[ASSIGNED TASK]
When the line with "Estimate the wall time of this run." is reached, include it and stop; before that, copy each line of the listing exactly from the first.

[DATA SUPPLIED]
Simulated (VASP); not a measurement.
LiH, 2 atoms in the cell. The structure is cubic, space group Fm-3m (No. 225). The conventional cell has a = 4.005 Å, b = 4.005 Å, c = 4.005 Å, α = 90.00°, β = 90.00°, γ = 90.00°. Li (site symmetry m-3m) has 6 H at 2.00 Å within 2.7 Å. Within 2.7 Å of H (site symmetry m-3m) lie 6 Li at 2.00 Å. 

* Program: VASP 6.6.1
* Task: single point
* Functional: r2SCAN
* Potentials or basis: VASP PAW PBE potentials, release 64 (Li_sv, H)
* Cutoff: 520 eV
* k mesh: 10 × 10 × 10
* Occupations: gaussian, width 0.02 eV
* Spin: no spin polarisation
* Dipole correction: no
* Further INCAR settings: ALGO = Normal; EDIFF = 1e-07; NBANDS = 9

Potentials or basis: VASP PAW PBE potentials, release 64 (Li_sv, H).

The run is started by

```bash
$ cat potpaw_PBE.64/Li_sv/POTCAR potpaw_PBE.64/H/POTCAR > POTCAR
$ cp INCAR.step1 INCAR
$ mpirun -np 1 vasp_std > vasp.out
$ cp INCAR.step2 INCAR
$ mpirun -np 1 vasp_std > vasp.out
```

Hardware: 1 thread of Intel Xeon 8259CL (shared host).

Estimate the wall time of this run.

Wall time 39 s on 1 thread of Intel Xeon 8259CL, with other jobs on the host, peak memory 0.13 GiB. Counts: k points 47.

[RESULT]
Simulated (VASP); not a measurement.
LiH, 2 atoms in the cell. The structure is cubic, space group Fm-3m (No. 225). The conventional cell has a = 4.005 Å, b = 4.005 Å, c = 4.005 Å, α = 90.00°, β = 90.00°, γ = 90.00°. Li (site symmetry m-3m) has 6 H at 2.00 Å within 2.7 Å. Within 2.7 Å of H (site symmetry m-3m) lie 6 Li at 2.00 Å. 

* Program: VASP 6.6.1
* Task: single point
* Functional: r2SCAN
* Potentials or basis: VASP PAW PBE potentials, release 64 (Li_sv, H)
* Cutoff: 520 eV
* k mesh: 10 × 10 × 10
* Occupations: gaussian, width 0.02 eV
* Spin: no spin polarisation
* Dipole correction: no
* Further INCAR settings: ALGO = Normal; EDIFF = 1e-07; NBANDS = 9

Potentials or basis: VASP PAW PBE potentials, release 64 (Li_sv, H).

The run is started by

```bash
$ cat potpaw_PBE.64/Li_sv/POTCAR potpaw_PBE.64/H/POTCAR > POTCAR
$ cp INCAR.step1 INCAR
$ mpirun -np 1 vasp_std > vasp.out
$ cp INCAR.step2 INCAR
$ mpirun -np 1 vasp_std > vasp.out
```

Hardware: 1 thread of Intel Xeon 8259CL (shared host).

Estimate the wall time of this run.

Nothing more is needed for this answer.